========

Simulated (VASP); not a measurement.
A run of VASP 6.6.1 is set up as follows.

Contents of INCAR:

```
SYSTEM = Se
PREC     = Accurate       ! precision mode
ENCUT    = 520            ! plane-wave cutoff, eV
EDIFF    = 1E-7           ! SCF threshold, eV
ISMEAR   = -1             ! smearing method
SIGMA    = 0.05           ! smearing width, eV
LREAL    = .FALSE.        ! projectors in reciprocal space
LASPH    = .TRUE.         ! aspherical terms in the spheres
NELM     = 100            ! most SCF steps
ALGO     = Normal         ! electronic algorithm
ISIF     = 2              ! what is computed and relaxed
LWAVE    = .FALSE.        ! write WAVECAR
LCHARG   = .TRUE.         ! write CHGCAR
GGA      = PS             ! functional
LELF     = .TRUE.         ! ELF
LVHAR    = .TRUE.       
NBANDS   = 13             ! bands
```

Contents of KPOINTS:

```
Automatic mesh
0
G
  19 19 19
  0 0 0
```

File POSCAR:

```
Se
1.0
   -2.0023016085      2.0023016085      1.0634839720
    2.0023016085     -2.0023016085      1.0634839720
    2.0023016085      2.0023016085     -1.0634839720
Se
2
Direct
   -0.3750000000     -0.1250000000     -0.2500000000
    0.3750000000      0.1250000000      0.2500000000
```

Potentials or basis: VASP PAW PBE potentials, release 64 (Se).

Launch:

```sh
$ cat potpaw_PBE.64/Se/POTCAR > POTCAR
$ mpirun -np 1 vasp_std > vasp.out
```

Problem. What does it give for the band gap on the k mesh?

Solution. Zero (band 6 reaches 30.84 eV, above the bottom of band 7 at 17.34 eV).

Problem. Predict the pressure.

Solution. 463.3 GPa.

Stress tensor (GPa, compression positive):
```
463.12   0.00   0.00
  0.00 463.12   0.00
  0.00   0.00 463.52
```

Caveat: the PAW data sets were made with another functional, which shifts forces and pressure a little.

========

### [Assigned task]
Quote the records above from their first line through the line containing "Problem. What does", both ends included.

### [Problem solution]
Simulated (VASP); not a measurement.
A run of VASP 6.6.1 is set up as follows.

Contents of INCAR:

```
SYSTEM = Se
PREC     = Accurate       ! precision mode
ENCUT    = 520            ! plane-wave cutoff, eV
EDIFF    = 1E-7           ! SCF threshold, eV
ISMEAR   = -1             ! smearing method
SIGMA    = 0.05           ! smearing width, eV
LREAL    = .FALSE.        ! projectors in reciprocal space
LASPH    = .TRUE.         ! aspherical terms in the spheres
NELM     = 100            ! most SCF steps
ALGO     = Normal         ! electronic algorithm
ISIF     = 2              ! what is computed and relaxed
LWAVE    = .FALSE.        ! write WAVECAR
LCHARG   = .TRUE.         ! write CHGCAR
GGA      = PS             ! functional
LELF     = .TRUE.         ! ELF
LVHAR    = .TRUE.       
NBANDS   = 13             ! bands
```

Contents of KPOINTS:

```
Automatic mesh
0
G
  19 19 19
  0 0 0
```

File POSCAR:

```
Se
1.0
   -2.0023016085      2.0023016085      1.0634839720
    2.0023016085     -2.0023016085      1.0634839720
    2.0023016085      2.0023016085     -1.0634839720
Se
2
Direct
   -0.3750000000     -0.1250000000     -0.2500000000
    0.3750000000      0.1250000000      0.2500000000
```

Potentials or basis: VASP PAW PBE potentials, release 64 (Se).

Launch:

```sh
$ cat potpaw_PBE.64/Se/POTCAR > POTCAR
$ mpirun -np 1 vasp_std > vasp.out
```

Problem. What does it give for the band gap on the k mesh?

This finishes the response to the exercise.